* [ACTION ITEM]: Please print out every line of the material, unchanged.

*** Begin section ***

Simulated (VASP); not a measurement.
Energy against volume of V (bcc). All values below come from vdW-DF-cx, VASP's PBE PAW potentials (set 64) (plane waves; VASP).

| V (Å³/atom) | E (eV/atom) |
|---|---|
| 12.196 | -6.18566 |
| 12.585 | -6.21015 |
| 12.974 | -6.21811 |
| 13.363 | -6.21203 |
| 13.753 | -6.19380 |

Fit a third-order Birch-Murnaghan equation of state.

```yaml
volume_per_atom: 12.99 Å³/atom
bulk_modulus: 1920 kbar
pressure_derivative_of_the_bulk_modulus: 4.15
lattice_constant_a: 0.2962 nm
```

*** End section ***

* [PROBLEM SOLUTION]:
Simulated (VASP); not a measurement.
Energy against volume of V (bcc). All values below come from vdW-DF-cx, VASP's PBE PAW potentials (set 64) (plane waves; VASP).

| V (Å³/atom) | E (eV/atom) |
|---|---|
| 12.196 | -6.18566 |
| 12.585 | -6.21015 |
| 12.974 | -6.21811 |
| 13.363 | -6.21203 |
| 13.753 | -6.19380 |

Fit a third-order Birch-Murnaghan equation of state.

```yaml
volume_per_atom: 12.99 Å³/atom
bulk_modulus: 1920 kbar
pressure_derivative_of_the_bulk_modulus: 4.15
lattice_constant_a: 0.2962 nm
```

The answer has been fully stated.